▶ [DATA SUPPLIED]:
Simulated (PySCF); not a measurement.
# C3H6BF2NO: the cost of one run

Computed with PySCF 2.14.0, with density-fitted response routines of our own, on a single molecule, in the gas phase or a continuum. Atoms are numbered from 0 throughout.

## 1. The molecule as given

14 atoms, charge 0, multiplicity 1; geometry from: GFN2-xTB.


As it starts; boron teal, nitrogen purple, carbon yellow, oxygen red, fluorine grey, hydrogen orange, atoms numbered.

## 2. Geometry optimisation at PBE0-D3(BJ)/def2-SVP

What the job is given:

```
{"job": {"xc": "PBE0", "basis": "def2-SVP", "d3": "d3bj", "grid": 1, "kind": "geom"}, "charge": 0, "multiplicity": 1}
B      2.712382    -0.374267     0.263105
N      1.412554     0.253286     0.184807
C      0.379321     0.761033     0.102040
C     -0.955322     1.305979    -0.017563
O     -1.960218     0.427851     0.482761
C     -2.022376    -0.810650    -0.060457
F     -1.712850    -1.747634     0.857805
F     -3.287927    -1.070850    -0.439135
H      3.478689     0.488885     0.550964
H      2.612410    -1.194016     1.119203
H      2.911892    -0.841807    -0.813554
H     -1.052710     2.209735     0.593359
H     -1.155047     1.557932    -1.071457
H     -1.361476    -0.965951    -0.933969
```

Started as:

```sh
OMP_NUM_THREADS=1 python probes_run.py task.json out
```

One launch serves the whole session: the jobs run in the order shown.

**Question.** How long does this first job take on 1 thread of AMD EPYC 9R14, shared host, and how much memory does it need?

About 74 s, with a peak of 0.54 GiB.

▶ [WORK ITEM]:
Please transcribe only the lines in the records above running from the line that has "# C3H6BF2NO: the cost of one run" through the line that has "One launch serves", both included, exactly as they appear.

▶ [WORKED SOLUTION]:
# C3H6BF2NO: the cost of one run

Computed with PySCF 2.14.0, with density-fitted response routines of our own, on a single molecule, in the gas phase or a continuum. Atoms are numbered from 0 throughout.

## 1. The molecule as given

14 atoms, charge 0, multiplicity 1; geometry from: GFN2-xTB.


As it starts; boron teal, nitrogen purple, carbon yellow, oxygen red, fluorine grey, hydrogen orange, atoms numbered.

## 2. Geometry optimisation at PBE0-D3(BJ)/def2-SVP

What the job is given:

```
{"job": {"xc": "PBE0", "basis": "def2-SVP", "d3": "d3bj", "grid": 1, "kind": "geom"}, "charge": 0, "multiplicity": 1}
B      2.712382    -0.374267     0.263105
N      1.412554     0.253286     0.184807
C      0.379321     0.761033     0.102040
C     -0.955322     1.305979    -0.017563
O     -1.960218     0.427851     0.482761
C     -2.022376    -0.810650    -0.060457
F     -1.712850    -1.747634     0.857805
F     -3.287927    -1.070850    -0.439135
H      3.478689     0.488885     0.550964
H      2.612410    -1.194016     1.119203
H      2.911892    -0.841807    -0.813554
H     -1.052710     2.209735     0.593359
H     -1.155047     1.557932    -1.071457
H     -1.361476    -0.965951    -0.933969
```

Started as:

```sh
OMP_NUM_THREADS=1 python probes_run.py task.json out
```

One launch serves the whole session: the jobs run in the order shown.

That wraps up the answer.